[WORK INSTRUCTION]
When the line with "Simulation results for" appears below, start repeating lines exactly, and keep going through the line with "Settings shared by"; add nothing outside that span.

[DATA UNDER STUDY]
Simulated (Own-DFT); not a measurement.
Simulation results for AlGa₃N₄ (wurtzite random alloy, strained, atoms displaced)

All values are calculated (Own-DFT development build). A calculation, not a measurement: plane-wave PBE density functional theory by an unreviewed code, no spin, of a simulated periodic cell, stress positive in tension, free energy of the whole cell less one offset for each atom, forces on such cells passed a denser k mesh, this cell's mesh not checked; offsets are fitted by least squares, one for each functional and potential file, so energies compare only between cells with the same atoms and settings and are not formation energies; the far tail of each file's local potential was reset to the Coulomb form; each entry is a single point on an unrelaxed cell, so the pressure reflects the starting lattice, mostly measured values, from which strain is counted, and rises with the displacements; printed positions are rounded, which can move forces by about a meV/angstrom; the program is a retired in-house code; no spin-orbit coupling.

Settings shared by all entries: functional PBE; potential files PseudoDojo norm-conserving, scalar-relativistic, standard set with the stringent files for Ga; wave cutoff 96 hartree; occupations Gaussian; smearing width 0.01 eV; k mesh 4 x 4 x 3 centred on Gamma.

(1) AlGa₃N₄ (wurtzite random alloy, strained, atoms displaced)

[ANSWER SPACE]
Simulation results for AlGa₃N₄ (wurtzite random alloy, strained, atoms displaced)

All values are calculated (Own-DFT development build). A calculation, not a measurement: plane-wave PBE density functional theory by an unreviewed code, no spin, of a simulated periodic cell, stress positive in tension, free energy of the whole cell less one offset for each atom, forces on such cells passed a denser k mesh, this cell's mesh not checked; offsets are fitted by least squares, one for each functional and potential file, so energies compare only between cells with the same atoms and settings and are not formation energies; the far tail of each file's local potential was reset to the Coulomb form; each entry is a single point on an unrelaxed cell, so the pressure reflects the starting lattice, mostly measured values, from which strain is counted, and rises with the displacements; printed positions are rounded, which can move forces by about a meV/angstrom; the program is a retired in-house code; no spin-orbit coupling.

Settings shared by all entries: functional PBE; potential files PseudoDojo norm-conserving, scalar-relativistic, standard set with the stringent files for Ga; wave cutoff 96 hartree; occupations Gaussian; smearing width 0.01 eV; k mesh 4 x 4 x 3 centred on Gamma.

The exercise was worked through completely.